PROVIDED INFORMATION -
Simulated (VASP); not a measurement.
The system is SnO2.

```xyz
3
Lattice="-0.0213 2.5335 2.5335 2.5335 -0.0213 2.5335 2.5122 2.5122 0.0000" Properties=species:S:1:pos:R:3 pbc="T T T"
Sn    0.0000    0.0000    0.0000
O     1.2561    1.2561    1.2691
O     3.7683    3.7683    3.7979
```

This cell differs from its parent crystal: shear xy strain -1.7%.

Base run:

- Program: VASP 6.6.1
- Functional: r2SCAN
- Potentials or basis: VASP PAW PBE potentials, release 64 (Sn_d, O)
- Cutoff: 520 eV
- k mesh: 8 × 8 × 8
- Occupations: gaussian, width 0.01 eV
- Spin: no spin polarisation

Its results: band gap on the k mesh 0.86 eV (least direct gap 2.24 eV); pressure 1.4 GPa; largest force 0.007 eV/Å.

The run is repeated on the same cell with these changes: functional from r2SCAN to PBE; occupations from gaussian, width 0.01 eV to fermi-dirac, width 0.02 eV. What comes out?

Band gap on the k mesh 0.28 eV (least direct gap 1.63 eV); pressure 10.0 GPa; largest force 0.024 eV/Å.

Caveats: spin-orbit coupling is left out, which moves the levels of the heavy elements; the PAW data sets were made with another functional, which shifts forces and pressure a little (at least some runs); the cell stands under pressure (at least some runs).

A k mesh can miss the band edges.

BRIEF - Please set down again, word for word, only the lines from the start of the entries through the line with "- Functional: r2SCAN", both ends included.

EXERCISE RESPONSE -
Simulated (VASP); not a measurement.
The system is SnO2.

```xyz
3
Lattice="-0.0213 2.5335 2.5335 2.5335 -0.0213 2.5335 2.5122 2.5122 0.0000" Properties=species:S:1:pos:R:3 pbc="T T T"
Sn    0.0000    0.0000    0.0000
O     1.2561    1.2561    1.2691
O     3.7683    3.7683    3.7979
```

This cell differs from its parent crystal: shear xy strain -1.7%.

Base run:

- Program: VASP 6.6.1
- Functional: r2SCAN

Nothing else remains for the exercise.